• **PROVIDED DATA**
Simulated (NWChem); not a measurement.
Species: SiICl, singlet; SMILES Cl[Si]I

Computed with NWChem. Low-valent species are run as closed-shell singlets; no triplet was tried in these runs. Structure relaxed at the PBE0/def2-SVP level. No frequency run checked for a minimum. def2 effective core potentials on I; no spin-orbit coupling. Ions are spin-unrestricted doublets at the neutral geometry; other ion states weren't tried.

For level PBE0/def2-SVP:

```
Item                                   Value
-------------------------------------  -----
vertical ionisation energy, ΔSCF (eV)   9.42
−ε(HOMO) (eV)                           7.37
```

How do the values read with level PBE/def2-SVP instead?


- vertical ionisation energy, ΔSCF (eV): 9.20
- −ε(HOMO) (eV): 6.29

• **EXERCISE**
Repeat the material word for word from its opening line up to and including the line containing "- vertical ionisation energy, ΔSCF (eV): 9.20".

• **TASK RESULT**
Simulated (NWChem); not a measurement.
Species: SiICl, singlet; SMILES Cl[Si]I

Computed with NWChem. Low-valent species are run as closed-shell singlets; no triplet was tried in these runs. Structure relaxed at the PBE0/def2-SVP level. No frequency run checked for a minimum. def2 effective core potentials on I; no spin-orbit coupling. Ions are spin-unrestricted doublets at the neutral geometry; other ion states weren't tried.

For level PBE0/def2-SVP:

```
Item                                   Value
-------------------------------------  -----
vertical ionisation energy, ΔSCF (eV)   9.42
−ε(HOMO) (eV)                           7.37
```

How do the values read with level PBE/def2-SVP instead?


- vertical ionisation energy, ΔSCF (eV): 9.20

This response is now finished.